- _Extracted material_
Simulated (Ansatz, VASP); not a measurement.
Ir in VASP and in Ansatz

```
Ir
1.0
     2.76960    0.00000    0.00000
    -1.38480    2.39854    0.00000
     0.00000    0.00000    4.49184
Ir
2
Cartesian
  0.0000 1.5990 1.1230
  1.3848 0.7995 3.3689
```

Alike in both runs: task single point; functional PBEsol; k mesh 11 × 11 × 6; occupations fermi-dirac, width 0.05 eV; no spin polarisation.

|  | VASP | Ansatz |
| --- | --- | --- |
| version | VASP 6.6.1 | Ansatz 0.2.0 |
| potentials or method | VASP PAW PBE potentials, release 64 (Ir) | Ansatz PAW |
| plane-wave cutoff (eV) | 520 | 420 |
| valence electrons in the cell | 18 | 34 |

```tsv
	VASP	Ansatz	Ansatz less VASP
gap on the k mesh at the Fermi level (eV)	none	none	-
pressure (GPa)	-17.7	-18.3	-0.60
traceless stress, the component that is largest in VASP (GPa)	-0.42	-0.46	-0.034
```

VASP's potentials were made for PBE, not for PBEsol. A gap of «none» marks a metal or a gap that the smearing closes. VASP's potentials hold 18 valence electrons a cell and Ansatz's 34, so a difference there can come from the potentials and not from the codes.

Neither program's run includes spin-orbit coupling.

- _Work instruction_
Transcribe the material above in full, keeping every word.

- _Problem solution_
Simulated (Ansatz, VASP); not a measurement.
Ir in VASP and in Ansatz

```
Ir
1.0
     2.76960    0.00000    0.00000
    -1.38480    2.39854    0.00000
     0.00000    0.00000    4.49184
Ir
2
Cartesian
  0.0000 1.5990 1.1230
  1.3848 0.7995 3.3689
```

Alike in both runs: task single point; functional PBEsol; k mesh 11 × 11 × 6; occupations fermi-dirac, width 0.05 eV; no spin polarisation.

|  | VASP | Ansatz |
| --- | --- | --- |
| version | VASP 6.6.1 | Ansatz 0.2.0 |
| potentials or method | VASP PAW PBE potentials, release 64 (Ir) | Ansatz PAW |
| plane-wave cutoff (eV) | 520 | 420 |
| valence electrons in the cell | 18 | 34 |

```tsv
	VASP	Ansatz	Ansatz less VASP
gap on the k mesh at the Fermi level (eV)	none	none	-
pressure (GPa)	-17.7	-18.3	-0.60
traceless stress, the component that is largest in VASP (GPa)	-0.42	-0.46	-0.034
```

VASP's potentials were made for PBE, not for PBEsol. A gap of «none» marks a metal or a gap that the smearing closes. VASP's potentials hold 18 valence electrons a cell and Ansatz's 34, so a difference there can come from the potentials and not from the codes.

Neither program's run includes spin-orbit coupling.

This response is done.